ENTRIES SUPPLIED Start Marker

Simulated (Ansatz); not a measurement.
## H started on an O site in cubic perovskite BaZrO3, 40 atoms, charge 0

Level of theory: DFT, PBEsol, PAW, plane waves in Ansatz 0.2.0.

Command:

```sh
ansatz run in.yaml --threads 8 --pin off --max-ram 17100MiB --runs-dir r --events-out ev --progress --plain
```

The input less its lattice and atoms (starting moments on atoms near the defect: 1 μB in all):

ENTRIES SUPPLIED End Marker

ASSIGNMENT –
Repeat the listing above exactly. Add nothing.

TASK ANSWER –
Simulated (Ansatz); not a measurement.
## H started on an O site in cubic perovskite BaZrO3, 40 atoms, charge 0

Level of theory: DFT, PBEsol, PAW, plane waves in Ansatz 0.2.0.

Command:

```sh
ansatz run in.yaml --threads 8 --pin off --max-ram 17100MiB --runs-dir r --events-out ev --progress --plain
```

The input less its lattice and atoms (starting moments on atoms near the defect: 1 μB in all):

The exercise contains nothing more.